[Start of Attachment]
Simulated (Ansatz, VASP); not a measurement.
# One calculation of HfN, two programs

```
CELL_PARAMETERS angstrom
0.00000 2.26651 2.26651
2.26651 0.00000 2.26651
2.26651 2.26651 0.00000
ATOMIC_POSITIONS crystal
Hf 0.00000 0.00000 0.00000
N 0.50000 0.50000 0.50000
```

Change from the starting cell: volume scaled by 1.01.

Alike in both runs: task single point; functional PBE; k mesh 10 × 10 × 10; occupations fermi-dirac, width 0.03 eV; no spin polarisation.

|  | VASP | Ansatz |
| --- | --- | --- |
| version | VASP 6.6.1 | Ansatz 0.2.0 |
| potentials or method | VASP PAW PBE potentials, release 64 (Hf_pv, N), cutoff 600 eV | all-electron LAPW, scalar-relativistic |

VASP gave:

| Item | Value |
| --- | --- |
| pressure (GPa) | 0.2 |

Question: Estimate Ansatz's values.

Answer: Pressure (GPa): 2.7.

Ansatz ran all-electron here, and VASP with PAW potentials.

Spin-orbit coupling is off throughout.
[End of Attachment]

• [Work task]: Reproduce the material above exactly, beginning at its first line and ending with the line that holds "Ansatz ran all-electron". Include nothing else.

• [Exercise solution]:
Simulated (Ansatz, VASP); not a measurement.
# One calculation of HfN, two programs

```
CELL_PARAMETERS angstrom
0.00000 2.26651 2.26651
2.26651 0.00000 2.26651
2.26651 2.26651 0.00000
ATOMIC_POSITIONS crystal
Hf 0.00000 0.00000 0.00000
N 0.50000 0.50000 0.50000
```

Change from the starting cell: volume scaled by 1.01.

Alike in both runs: task single point; functional PBE; k mesh 10 × 10 × 10; occupations fermi-dirac, width 0.03 eV; no spin polarisation.

|  | VASP | Ansatz |
| --- | --- | --- |
| version | VASP 6.6.1 | Ansatz 0.2.0 |
| potentials or method | VASP PAW PBE potentials, release 64 (Hf_pv, N), cutoff 600 eV | all-electron LAPW, scalar-relativistic |

VASP gave:

| Item | Value |
| --- | --- |
| pressure (GPa) | 0.2 |

Question: Estimate Ansatz's values.

Answer: Pressure (GPa): 2.7.

Ansatz ran all-electron here, and VASP with PAW potentials.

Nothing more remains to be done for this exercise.